SUPPLIED DATA ->
_ _ _
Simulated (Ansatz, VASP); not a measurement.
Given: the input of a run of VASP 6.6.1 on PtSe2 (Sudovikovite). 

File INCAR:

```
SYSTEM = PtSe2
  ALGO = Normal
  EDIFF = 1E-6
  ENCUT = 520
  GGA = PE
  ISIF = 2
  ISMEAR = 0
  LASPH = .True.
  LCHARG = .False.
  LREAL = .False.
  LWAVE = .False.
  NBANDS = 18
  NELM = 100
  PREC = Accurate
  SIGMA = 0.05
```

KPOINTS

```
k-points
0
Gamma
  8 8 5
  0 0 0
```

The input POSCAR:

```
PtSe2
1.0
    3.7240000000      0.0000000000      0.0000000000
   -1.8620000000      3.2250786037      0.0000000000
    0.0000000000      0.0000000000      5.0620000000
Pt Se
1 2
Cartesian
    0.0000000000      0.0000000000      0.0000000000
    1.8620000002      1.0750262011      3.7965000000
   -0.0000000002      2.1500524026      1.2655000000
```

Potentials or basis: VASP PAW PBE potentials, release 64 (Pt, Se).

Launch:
_ _ _

WORK ORDER ->
Look through the entries above and quote exactly the lines from the line with "Given: the input" to the line with "Potentials or basis: VASP", counting both of those lines.

TASK SOLUTION ->
Given: the input of a run of VASP 6.6.1 on PtSe2 (Sudovikovite). 

File INCAR:

```
SYSTEM = PtSe2
  ALGO = Normal
  EDIFF = 1E-6
  ENCUT = 520
  GGA = PE
  ISIF = 2
  ISMEAR = 0
  LASPH = .True.
  LCHARG = .False.
  LREAL = .False.
  LWAVE = .False.
  NBANDS = 18
  NELM = 100
  PREC = Accurate
  SIGMA = 0.05
```

KPOINTS

```
k-points
0
Gamma
  8 8 5
  0 0 0
```

The input POSCAR:

```
PtSe2
1.0
    3.7240000000      0.0000000000      0.0000000000
   -1.8620000000      3.2250786037      0.0000000000
    0.0000000000      0.0000000000      5.0620000000
Pt Se
1 2
Cartesian
    0.0000000000      0.0000000000      0.0000000000
    1.8620000002      1.0750262011      3.7965000000
   -0.0000000002      2.1500524026      1.2655000000
```

Potentials or basis: VASP PAW PBE potentials, release 64 (Pt, Se).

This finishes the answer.